Take the listing and give it again exactly, from its first line to its last line.

_DATA TO EXAMINE:_
--- START ---

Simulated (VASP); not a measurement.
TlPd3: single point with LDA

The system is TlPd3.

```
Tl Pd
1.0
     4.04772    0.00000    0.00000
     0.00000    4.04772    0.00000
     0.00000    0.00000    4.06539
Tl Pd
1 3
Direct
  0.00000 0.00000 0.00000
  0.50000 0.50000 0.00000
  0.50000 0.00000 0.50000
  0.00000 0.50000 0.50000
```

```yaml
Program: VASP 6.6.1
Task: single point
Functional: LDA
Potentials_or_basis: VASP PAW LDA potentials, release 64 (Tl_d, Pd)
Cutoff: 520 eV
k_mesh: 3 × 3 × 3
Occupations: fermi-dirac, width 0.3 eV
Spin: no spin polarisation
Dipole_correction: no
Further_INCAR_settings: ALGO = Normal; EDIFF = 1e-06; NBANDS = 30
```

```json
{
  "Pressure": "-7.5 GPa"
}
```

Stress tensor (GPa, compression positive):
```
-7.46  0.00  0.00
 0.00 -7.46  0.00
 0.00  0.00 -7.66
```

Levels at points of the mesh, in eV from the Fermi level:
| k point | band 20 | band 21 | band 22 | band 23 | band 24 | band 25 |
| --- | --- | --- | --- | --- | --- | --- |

--- END ---

_TASK OUTPUT:_
Simulated (VASP); not a measurement.
TlPd3: single point with LDA

The system is TlPd3.

```
Tl Pd
1.0
     4.04772    0.00000    0.00000
     0.00000    4.04772    0.00000
     0.00000    0.00000    4.06539
Tl Pd
1 3
Direct
  0.00000 0.00000 0.00000
  0.50000 0.50000 0.00000
  0.50000 0.00000 0.50000
  0.00000 0.50000 0.50000
```

```yaml
Program: VASP 6.6.1
Task: single point
Functional: LDA
Potentials_or_basis: VASP PAW LDA potentials, release 64 (Tl_d, Pd)
Cutoff: 520 eV
k_mesh: 3 × 3 × 3
Occupations: fermi-dirac, width 0.3 eV
Spin: no spin polarisation
Dipole_correction: no
Further_INCAR_settings: ALGO = Normal; EDIFF = 1e-06; NBANDS = 30
```

```json
{
  "Pressure": "-7.5 GPa"
}
```

Stress tensor (GPa, compression positive):
```
-7.46  0.00  0.00
 0.00 -7.46  0.00
 0.00  0.00 -7.66
```

Levels at points of the mesh, in eV from the Fermi level:
| k point | band 20 | band 21 | band 22 | band 23 | band 24 | band 25 |
| --- | --- | --- | --- | --- | --- | --- |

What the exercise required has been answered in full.